[Opening Data excerpts section]

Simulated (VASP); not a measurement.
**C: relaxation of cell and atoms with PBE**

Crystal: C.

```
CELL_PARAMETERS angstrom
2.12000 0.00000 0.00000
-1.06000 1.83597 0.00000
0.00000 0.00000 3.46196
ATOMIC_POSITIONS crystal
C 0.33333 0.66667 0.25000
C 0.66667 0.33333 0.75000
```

[Closing Data excerpts section]

[Brief]
Working from the material above, reproduce it in full and unchanged.

[Written response]
Simulated (VASP); not a measurement.
**C: relaxation of cell and atoms with PBE**

Crystal: C.

```
CELL_PARAMETERS angstrom
2.12000 0.00000 0.00000
-1.06000 1.83597 0.00000
0.00000 0.00000 3.46196
ATOMIC_POSITIONS crystal
C 0.33333 0.66667 0.25000
C 0.66667 0.33333 0.75000
```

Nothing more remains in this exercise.